= Work instruction =
A word-for-word transcription of the data below is required.

= Information supplied =
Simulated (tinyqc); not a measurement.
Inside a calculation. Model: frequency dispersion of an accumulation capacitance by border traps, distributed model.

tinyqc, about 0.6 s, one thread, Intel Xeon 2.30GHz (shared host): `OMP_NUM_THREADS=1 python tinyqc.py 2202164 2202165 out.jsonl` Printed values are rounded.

= Exercise answer =
Simulated (tinyqc); not a measurement.
Inside a calculation. Model: frequency dispersion of an accumulation capacitance by border traps, distributed model.

tinyqc, about 0.6 s, one thread, Intel Xeon 2.30GHz (shared host): `OMP_NUM_THREADS=1 python tinyqc.py 2202164 2202165 out.jsonl` Printed values are rounded.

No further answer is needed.